■ **WORK ORDER**
Output every record again so that it matches the original word for word.

GIVEN INFORMATION: Begin

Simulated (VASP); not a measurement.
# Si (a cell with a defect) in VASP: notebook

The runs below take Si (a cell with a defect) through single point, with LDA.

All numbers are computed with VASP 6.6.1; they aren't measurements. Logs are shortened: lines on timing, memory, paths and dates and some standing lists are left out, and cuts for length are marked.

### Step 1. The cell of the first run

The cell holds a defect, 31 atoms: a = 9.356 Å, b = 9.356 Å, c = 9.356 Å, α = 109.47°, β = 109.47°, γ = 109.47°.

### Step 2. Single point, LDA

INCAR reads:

GIVEN INFORMATION: End

■ **EXERCISE RESPONSE**
Simulated (VASP); not a measurement.
# Si (a cell with a defect) in VASP: notebook

The runs below take Si (a cell with a defect) through single point, with LDA.

All numbers are computed with VASP 6.6.1; they aren't measurements. Logs are shortened: lines on timing, memory, paths and dates and some standing lists are left out, and cuts for length are marked.

### Step 1. The cell of the first run

The cell holds a defect, 31 atoms: a = 9.356 Å, b = 9.356 Å, c = 9.356 Å, α = 109.47°, β = 109.47°, γ = 109.47°.

### Step 2. Single point, LDA

INCAR reads:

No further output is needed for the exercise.